_Activity:_ Restate word for word the lines that begin the listing and end with the line holding "-0.5 | +0.02 |".

# # # # #

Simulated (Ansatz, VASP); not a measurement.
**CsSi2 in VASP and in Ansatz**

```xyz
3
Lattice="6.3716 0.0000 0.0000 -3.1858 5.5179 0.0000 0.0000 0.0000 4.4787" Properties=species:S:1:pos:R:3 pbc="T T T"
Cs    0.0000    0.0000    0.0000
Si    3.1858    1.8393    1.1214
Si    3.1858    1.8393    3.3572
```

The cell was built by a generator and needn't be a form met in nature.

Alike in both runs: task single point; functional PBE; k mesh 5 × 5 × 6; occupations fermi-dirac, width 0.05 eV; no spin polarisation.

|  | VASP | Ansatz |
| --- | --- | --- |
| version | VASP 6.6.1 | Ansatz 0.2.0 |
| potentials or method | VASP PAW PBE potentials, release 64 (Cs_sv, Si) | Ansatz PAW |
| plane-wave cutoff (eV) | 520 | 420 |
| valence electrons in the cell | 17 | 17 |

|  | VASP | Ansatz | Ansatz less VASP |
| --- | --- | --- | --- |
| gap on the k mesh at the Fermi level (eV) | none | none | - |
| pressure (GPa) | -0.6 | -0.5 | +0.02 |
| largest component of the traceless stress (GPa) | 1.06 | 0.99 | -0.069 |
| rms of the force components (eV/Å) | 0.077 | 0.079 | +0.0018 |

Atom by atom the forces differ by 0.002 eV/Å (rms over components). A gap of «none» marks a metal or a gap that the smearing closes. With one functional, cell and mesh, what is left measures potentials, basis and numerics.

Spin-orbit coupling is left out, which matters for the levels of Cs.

# # # # #

_Task solution:_
Simulated (Ansatz, VASP); not a measurement.
**CsSi2 in VASP and in Ansatz**

```xyz
3
Lattice="6.3716 0.0000 0.0000 -3.1858 5.5179 0.0000 0.0000 0.0000 4.4787" Properties=species:S:1:pos:R:3 pbc="T T T"
Cs    0.0000    0.0000    0.0000
Si    3.1858    1.8393    1.1214
Si    3.1858    1.8393    3.3572
```

The cell was built by a generator and needn't be a form met in nature.

Alike in both runs: task single point; functional PBE; k mesh 5 × 5 × 6; occupations fermi-dirac, width 0.05 eV; no spin polarisation.

|  | VASP | Ansatz |
| --- | --- | --- |
| version | VASP 6.6.1 | Ansatz 0.2.0 |
| potentials or method | VASP PAW PBE potentials, release 64 (Cs_sv, Si) | Ansatz PAW |
| plane-wave cutoff (eV) | 520 | 420 |
| valence electrons in the cell | 17 | 17 |

|  | VASP | Ansatz | Ansatz less VASP |
| --- | --- | --- | --- |
| gap on the k mesh at the Fermi level (eV) | none | none | - |
| pressure (GPa) | -0.6 | -0.5 | +0.02 |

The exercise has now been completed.